PROVIDED MATERIAL -
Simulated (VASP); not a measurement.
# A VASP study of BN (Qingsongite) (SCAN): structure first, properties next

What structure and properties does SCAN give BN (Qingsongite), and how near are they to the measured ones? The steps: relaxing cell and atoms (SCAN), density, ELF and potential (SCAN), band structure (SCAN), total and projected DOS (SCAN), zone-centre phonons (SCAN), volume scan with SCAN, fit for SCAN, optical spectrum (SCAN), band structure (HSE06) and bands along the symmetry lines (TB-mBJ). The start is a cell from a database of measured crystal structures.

ACTIVITY - Please retype all of the material above, keeping it exact.

EXERCISE RESULT -
Simulated (VASP); not a measurement.
# A VASP study of BN (Qingsongite) (SCAN): structure first, properties next

What structure and properties does SCAN give BN (Qingsongite), and how near are they to the measured ones? The steps: relaxing cell and atoms (SCAN), density, ELF and potential (SCAN), band structure (SCAN), total and projected DOS (SCAN), zone-centre phonons (SCAN), volume scan with SCAN, fit for SCAN, optical spectrum (SCAN), band structure (HSE06) and bands along the symmetry lines (TB-mBJ). The start is a cell from a database of measured crystal structures.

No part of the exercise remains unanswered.